- Input data
++++

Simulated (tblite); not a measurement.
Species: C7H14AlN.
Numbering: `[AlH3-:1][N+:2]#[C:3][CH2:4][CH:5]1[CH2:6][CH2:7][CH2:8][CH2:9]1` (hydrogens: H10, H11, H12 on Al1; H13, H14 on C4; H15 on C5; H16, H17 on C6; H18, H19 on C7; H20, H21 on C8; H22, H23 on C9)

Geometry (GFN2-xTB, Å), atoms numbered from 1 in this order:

++++

- Work task
Would you retype the lines above from the one with "Species: C7H14AlN." down to the one with "H22, H23 on C9)", word for word, both ends included and no other lines?

- Your response
Species: C7H14AlN.
Numbering: `[AlH3-:1][N+:2]#[C:3][CH2:4][CH:5]1[CH2:6][CH2:7][CH2:8][CH2:9]1` (hydrogens: H10, H11, H12 on Al1; H13, H14 on C4; H15 on C5; H16, H17 on C6; H18, H19 on C7; H20, H21 on C8; H22, H23 on C9)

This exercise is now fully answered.